**Work task:** Transcribe the records below exactly as written, from the opening line through the line that contains "spin polarisation |".

**Source material:**
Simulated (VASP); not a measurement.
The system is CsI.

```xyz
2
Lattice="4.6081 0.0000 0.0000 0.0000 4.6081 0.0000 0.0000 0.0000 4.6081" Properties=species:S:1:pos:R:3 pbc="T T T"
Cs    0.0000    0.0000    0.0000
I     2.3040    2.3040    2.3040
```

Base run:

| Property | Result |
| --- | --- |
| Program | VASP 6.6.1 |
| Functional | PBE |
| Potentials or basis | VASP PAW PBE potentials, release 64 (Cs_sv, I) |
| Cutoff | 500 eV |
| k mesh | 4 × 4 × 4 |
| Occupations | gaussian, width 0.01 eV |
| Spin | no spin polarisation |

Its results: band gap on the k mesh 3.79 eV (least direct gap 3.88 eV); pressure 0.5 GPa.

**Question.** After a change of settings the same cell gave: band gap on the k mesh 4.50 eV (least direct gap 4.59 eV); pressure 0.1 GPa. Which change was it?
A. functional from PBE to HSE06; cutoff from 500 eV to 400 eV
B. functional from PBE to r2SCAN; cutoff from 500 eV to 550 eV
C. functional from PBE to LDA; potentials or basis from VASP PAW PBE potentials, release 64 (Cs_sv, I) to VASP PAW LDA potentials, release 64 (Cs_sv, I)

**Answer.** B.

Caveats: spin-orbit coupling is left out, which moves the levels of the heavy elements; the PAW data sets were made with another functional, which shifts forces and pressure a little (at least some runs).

**Written reply:**
Simulated (VASP); not a measurement.
The system is CsI.

```xyz
2
Lattice="4.6081 0.0000 0.0000 0.0000 4.6081 0.0000 0.0000 0.0000 4.6081" Properties=species:S:1:pos:R:3 pbc="T T T"
Cs    0.0000    0.0000    0.0000
I     2.3040    2.3040    2.3040
```

Base run:

| Property | Result |
| --- | --- |
| Program | VASP 6.6.1 |
| Functional | PBE |
| Potentials or basis | VASP PAW PBE potentials, release 64 (Cs_sv, I) |
| Cutoff | 500 eV |
| k mesh | 4 × 4 × 4 |
| Occupations | gaussian, width 0.01 eV |
| Spin | no spin polarisation |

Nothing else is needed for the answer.